→ **TASK ITEM**:
From the listing below, copy only the lines from the line that contains "N long parallel" to the line that contains "own factor g_0 = 6.540", counting those two lines as part of the copy.

►

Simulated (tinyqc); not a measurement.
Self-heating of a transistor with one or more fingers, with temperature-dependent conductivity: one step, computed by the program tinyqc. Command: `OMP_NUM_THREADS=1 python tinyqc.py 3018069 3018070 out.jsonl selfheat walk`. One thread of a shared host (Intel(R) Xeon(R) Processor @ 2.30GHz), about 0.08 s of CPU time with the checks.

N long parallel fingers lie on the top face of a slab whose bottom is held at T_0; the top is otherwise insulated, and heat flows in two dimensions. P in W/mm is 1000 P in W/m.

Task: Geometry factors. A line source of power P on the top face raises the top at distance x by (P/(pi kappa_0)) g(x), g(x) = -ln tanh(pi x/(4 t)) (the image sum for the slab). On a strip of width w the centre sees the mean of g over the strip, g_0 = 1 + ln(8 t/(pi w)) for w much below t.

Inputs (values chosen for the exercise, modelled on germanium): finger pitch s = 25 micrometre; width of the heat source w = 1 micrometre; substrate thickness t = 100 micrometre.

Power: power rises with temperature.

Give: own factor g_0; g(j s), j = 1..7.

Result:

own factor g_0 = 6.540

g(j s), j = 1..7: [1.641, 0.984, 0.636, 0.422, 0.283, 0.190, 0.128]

◄

→ **ANSWER SECTION**:
N long parallel fingers lie on the top face of a slab whose bottom is held at T_0; the top is otherwise insulated, and heat flows in two dimensions. P in W/mm is 1000 P in W/m.

Task: Geometry factors. A line source of power P on the top face raises the top at distance x by (P/(pi kappa_0)) g(x), g(x) = -ln tanh(pi x/(4 t)) (the image sum for the slab). On a strip of width w the centre sees the mean of g over the strip, g_0 = 1 + ln(8 t/(pi w)) for w much below t.

Inputs (values chosen for the exercise, modelled on germanium): finger pitch s = 25 micrometre; width of the heat source w = 1 micrometre; substrate thickness t = 100 micrometre.

Power: power rises with temperature.

Give: own factor g_0; g(j s), j = 1..7.

Result:

own factor g_0 = 6.540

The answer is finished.